Entries provided:
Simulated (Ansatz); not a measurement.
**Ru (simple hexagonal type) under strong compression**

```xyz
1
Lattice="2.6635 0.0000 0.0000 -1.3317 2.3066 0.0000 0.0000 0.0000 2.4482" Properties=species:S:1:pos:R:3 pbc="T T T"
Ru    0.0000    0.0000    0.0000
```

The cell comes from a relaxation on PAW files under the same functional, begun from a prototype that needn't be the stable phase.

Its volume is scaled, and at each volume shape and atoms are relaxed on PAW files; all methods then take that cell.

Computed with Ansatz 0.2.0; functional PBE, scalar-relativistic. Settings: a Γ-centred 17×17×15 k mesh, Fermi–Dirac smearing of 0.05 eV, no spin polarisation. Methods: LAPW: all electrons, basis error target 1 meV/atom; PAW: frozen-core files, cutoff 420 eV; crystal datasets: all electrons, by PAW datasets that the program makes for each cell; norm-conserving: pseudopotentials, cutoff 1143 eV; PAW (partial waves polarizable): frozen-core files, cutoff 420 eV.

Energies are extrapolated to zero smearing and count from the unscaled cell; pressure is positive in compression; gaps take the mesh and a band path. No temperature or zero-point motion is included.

Activity:
Exactly repeat the lines above, from the opening line through the one with "Its volume is", and include nothing else.

Answer section:
Simulated (Ansatz); not a measurement.
**Ru (simple hexagonal type) under strong compression**

```xyz
1
Lattice="2.6635 0.0000 0.0000 -1.3317 2.3066 0.0000 0.0000 0.0000 2.4482" Properties=species:S:1:pos:R:3 pbc="T T T"
Ru    0.0000    0.0000    0.0000
```

The cell comes from a relaxation on PAW files under the same functional, begun from a prototype that needn't be the stable phase.

Its volume is scaled, and at each volume shape and atoms are relaxed on PAW files; all methods then take that cell.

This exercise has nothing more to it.